### ASSIGNED TASK
Restate all the data word for word, leaving nothing out.

** Opening DATASET block **
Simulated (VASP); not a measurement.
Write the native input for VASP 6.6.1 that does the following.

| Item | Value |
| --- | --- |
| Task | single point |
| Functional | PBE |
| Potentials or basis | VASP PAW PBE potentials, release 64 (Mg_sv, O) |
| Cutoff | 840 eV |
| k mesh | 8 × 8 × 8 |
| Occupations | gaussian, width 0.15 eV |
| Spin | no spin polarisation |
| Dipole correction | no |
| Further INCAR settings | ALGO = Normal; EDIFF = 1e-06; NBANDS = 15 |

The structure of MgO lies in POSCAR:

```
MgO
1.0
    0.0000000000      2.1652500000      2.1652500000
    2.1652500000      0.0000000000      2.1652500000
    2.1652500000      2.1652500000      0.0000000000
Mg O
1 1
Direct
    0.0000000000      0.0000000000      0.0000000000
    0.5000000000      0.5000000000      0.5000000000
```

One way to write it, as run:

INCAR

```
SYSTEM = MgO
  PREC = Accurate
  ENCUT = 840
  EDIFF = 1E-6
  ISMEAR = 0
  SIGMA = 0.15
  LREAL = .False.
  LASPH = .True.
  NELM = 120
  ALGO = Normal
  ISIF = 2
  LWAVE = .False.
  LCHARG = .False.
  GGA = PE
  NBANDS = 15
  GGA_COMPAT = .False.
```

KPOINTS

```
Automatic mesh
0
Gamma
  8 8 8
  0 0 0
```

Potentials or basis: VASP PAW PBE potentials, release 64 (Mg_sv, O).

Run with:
** Closing DATASET block **

### EXERCISE ANSWER
Simulated (VASP); not a measurement.
Write the native input for VASP 6.6.1 that does the following.

| Item | Value |
| --- | --- |
| Task | single point |
| Functional | PBE |
| Potentials or basis | VASP PAW PBE potentials, release 64 (Mg_sv, O) |
| Cutoff | 840 eV |
| k mesh | 8 × 8 × 8 |
| Occupations | gaussian, width 0.15 eV |
| Spin | no spin polarisation |
| Dipole correction | no |
| Further INCAR settings | ALGO = Normal; EDIFF = 1e-06; NBANDS = 15 |

The structure of MgO lies in POSCAR:

```
MgO
1.0
    0.0000000000      2.1652500000      2.1652500000
    2.1652500000      0.0000000000      2.1652500000
    2.1652500000      2.1652500000      0.0000000000
Mg O
1 1
Direct
    0.0000000000      0.0000000000      0.0000000000
    0.5000000000      0.5000000000      0.5000000000
```

One way to write it, as run:

INCAR

```
SYSTEM = MgO
  PREC = Accurate
  ENCUT = 840
  EDIFF = 1E-6
  ISMEAR = 0
  SIGMA = 0.15
  LREAL = .False.
  LASPH = .True.
  NELM = 120
  ALGO = Normal
  ISIF = 2
  LWAVE = .False.
  LCHARG = .False.
  GGA = PE
  NBANDS = 15
  GGA_COMPAT = .False.
```

KPOINTS

```
Automatic mesh
0
Gamma
  8 8 8
  0 0 0
```

Potentials or basis: VASP PAW PBE potentials, release 64 (Mg_sv, O).

Run with:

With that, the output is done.